● Dataset content:
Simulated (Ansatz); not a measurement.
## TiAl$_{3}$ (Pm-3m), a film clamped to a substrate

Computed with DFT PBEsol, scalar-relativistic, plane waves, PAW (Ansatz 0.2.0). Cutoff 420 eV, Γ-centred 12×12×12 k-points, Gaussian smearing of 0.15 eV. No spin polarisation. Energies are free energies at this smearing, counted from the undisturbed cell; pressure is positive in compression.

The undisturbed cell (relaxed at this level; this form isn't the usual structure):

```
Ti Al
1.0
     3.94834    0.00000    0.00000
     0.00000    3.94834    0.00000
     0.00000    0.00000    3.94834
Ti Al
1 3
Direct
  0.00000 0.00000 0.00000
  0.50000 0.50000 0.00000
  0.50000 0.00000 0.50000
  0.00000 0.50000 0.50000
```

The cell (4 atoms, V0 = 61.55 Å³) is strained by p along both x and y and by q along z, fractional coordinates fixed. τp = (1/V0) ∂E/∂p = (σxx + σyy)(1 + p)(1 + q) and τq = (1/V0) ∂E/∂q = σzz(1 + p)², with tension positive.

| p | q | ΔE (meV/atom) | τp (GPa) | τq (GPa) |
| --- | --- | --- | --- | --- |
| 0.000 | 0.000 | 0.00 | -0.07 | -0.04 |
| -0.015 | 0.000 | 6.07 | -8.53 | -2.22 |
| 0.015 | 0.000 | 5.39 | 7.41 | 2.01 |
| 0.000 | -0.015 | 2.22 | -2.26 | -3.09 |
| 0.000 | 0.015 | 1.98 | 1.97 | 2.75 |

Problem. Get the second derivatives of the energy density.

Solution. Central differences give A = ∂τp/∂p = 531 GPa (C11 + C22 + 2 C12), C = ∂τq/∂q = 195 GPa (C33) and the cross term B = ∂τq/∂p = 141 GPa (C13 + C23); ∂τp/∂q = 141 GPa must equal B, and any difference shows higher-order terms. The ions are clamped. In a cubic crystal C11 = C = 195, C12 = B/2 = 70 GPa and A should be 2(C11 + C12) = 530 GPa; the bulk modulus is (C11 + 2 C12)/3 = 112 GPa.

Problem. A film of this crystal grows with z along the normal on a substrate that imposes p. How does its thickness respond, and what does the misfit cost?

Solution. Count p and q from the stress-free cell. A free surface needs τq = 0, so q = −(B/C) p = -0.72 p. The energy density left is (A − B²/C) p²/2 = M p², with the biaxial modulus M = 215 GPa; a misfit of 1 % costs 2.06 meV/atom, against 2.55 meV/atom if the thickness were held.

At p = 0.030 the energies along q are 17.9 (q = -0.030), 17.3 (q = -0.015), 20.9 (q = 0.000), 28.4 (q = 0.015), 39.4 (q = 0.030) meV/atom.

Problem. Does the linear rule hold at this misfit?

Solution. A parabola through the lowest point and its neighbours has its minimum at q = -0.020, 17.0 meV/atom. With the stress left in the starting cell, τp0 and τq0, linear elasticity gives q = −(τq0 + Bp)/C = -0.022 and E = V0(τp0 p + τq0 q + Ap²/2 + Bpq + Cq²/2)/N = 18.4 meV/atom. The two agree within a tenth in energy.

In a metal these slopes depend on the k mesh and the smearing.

● Work task:
Output the lines above between the one holding "(GPa) | τq (GPa) |" and the one holding "Problem. Get the", inclusive, with nothing before or after them.

● Answer area:
| p | q | ΔE (meV/atom) | τp (GPa) | τq (GPa) |
| --- | --- | --- | --- | --- |
| 0.000 | 0.000 | 0.00 | -0.07 | -0.04 |
| -0.015 | 0.000 | 6.07 | -8.53 | -2.22 |
| 0.015 | 0.000 | 5.39 | 7.41 | 2.01 |
| 0.000 | -0.015 | 2.22 | -2.26 | -3.09 |
| 0.000 | 0.015 | 1.98 | 1.97 | 2.75 |

Problem. Get the second derivatives of the energy density.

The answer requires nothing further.